▶ **Exercise**
For the material below, return exactly the lines starting at the line containing "Question: What did" and ending at the line containing "LDA's correlation is", both ends included, and no others.

___

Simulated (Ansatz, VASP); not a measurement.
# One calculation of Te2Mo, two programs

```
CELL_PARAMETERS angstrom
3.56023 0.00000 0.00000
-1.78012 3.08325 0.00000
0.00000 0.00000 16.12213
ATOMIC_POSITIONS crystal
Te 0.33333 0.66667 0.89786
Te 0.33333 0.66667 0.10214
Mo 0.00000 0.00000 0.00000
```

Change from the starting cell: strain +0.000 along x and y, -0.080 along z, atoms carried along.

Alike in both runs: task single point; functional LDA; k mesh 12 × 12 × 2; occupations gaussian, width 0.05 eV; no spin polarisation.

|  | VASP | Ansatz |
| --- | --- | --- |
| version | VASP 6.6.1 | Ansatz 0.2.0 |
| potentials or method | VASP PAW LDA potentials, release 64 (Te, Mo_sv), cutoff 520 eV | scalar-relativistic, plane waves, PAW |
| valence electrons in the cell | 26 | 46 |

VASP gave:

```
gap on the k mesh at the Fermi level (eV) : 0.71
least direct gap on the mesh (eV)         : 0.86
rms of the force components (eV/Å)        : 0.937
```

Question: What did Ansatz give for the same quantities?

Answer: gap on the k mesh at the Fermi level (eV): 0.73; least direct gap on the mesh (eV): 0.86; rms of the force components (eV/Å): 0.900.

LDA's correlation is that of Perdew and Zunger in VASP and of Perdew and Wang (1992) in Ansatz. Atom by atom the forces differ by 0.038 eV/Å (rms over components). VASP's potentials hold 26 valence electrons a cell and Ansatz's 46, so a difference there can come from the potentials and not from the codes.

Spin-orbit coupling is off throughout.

___

▶ **Your solution**
Question: What did Ansatz give for the same quantities?

Answer: gap on the k mesh at the Fermi level (eV): 0.73; least direct gap on the mesh (eV): 0.86; rms of the force components (eV/Å): 0.900.

LDA's correlation is that of Perdew and Zunger in VASP and of Perdew and Wang (1992) in Ansatz. Atom by atom the forces differ by 0.038 eV/Å (rms over components). VASP's potentials hold 26 valence electrons a cell and Ansatz's 46, so a difference there can come from the potentials and not from the codes.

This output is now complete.